Assigned task — The complete listing should be restated word for word.

*** Block opens ***

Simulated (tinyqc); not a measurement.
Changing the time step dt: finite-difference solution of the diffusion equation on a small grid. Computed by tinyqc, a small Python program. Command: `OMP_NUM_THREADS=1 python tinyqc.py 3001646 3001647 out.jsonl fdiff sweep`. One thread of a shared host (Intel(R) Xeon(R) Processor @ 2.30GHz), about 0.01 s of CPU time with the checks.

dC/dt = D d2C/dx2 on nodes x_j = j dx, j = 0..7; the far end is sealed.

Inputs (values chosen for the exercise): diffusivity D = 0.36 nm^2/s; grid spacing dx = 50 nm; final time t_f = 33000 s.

*** Block closes ***

Written response —
Simulated (tinyqc); not a measurement.
Changing the time step dt: finite-difference solution of the diffusion equation on a small grid. Computed by tinyqc, a small Python program. Command: `OMP_NUM_THREADS=1 python tinyqc.py 3001646 3001647 out.jsonl fdiff sweep`. One thread of a shared host (Intel(R) Xeon(R) Processor @ 2.30GHz), about 0.01 s of CPU time with the checks.

dC/dt = D d2C/dx2 on nodes x_j = j dx, j = 0..7; the far end is sealed.

Inputs (values chosen for the exercise): diffusivity D = 0.36 nm^2/s; grid spacing dx = 50 nm; final time t_f = 33000 s.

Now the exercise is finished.